START Provided data

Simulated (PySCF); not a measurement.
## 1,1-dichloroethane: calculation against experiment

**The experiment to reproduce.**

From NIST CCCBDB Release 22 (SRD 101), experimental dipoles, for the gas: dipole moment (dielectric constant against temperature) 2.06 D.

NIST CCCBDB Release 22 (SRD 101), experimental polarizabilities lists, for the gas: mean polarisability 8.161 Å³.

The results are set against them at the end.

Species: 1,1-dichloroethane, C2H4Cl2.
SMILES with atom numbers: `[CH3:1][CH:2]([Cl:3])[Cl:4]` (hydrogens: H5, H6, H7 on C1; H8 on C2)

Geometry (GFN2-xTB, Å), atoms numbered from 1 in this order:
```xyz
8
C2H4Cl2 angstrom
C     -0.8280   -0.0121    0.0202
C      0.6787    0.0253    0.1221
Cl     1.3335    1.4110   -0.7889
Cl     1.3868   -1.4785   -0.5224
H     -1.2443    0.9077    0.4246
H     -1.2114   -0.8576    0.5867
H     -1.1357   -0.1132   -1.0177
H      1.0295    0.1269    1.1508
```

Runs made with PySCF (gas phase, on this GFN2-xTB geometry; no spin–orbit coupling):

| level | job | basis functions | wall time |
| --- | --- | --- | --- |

END Provided data

> [Requirement]
Once more, write out the entries exactly as they were written.

> [Worked solution]
Simulated (PySCF); not a measurement.
## 1,1-dichloroethane: calculation against experiment

**The experiment to reproduce.**

From NIST CCCBDB Release 22 (SRD 101), experimental dipoles, for the gas: dipole moment (dielectric constant against temperature) 2.06 D.

NIST CCCBDB Release 22 (SRD 101), experimental polarizabilities lists, for the gas: mean polarisability 8.161 Å³.

The results are set against them at the end.

Species: 1,1-dichloroethane, C2H4Cl2.
SMILES with atom numbers: `[CH3:1][CH:2]([Cl:3])[Cl:4]` (hydrogens: H5, H6, H7 on C1; H8 on C2)

Geometry (GFN2-xTB, Å), atoms numbered from 1 in this order:
```xyz
8
C2H4Cl2 angstrom
C     -0.8280   -0.0121    0.0202
C      0.6787    0.0253    0.1221
Cl     1.3335    1.4110   -0.7889
Cl     1.3868   -1.4785   -0.5224
H     -1.2443    0.9077    0.4246
H     -1.2114   -0.8576    0.5867
H     -1.1357   -0.1132   -1.0177
H      1.0295    0.1269    1.1508
```

Runs made with PySCF (gas phase, on this GFN2-xTB geometry; no spin–orbit coupling):

| level | job | basis functions | wall time |
| --- | --- | --- | --- |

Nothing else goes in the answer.